For the listing below, print exactly the lines from the line with "The first pressure" to the line with "Steps (basis.ecutwfc): 145", both included, and nothing beyond them.

== Segment start ==

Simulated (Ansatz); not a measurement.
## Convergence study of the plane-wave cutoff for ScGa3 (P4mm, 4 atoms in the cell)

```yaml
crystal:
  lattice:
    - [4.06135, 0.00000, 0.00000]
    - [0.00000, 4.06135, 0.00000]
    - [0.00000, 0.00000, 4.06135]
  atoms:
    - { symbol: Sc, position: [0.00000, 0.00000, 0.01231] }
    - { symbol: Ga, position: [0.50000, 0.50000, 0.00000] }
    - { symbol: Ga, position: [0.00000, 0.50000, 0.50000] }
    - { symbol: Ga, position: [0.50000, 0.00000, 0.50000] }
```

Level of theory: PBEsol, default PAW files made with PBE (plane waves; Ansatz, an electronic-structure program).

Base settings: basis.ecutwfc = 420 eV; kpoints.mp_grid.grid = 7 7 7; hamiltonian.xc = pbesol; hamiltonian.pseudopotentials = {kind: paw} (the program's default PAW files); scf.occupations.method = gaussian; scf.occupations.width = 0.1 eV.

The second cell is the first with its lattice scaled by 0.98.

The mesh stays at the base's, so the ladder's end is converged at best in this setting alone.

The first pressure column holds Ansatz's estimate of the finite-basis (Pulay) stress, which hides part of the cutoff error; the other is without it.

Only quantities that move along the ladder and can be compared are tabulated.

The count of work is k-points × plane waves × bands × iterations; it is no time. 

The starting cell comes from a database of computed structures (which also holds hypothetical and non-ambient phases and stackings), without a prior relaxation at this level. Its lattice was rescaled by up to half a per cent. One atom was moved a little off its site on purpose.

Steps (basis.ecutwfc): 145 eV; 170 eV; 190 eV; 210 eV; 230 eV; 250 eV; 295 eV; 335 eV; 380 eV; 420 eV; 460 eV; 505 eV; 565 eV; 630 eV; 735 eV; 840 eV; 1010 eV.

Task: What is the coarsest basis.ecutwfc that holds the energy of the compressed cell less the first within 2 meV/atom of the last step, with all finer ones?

== Segment end ==

> [Task response]:
The first pressure column holds Ansatz's estimate of the finite-basis (Pulay) stress, which hides part of the cutoff error; the other is without it.

Only quantities that move along the ladder and can be compared are tabulated.

The count of work is k-points × plane waves × bands × iterations; it is no time. 

The starting cell comes from a database of computed structures (which also holds hypothetical and non-ambient phases and stackings), without a prior relaxation at this level. Its lattice was rescaled by up to half a per cent. One atom was moved a little off its site on purpose.

Steps (basis.ecutwfc): 145 eV; 170 eV; 190 eV; 210 eV; 230 eV; 250 eV; 295 eV; 335 eV; 380 eV; 420 eV; 460 eV; 505 eV; 565 eV; 630 eV; 735 eV; 840 eV; 1010 eV.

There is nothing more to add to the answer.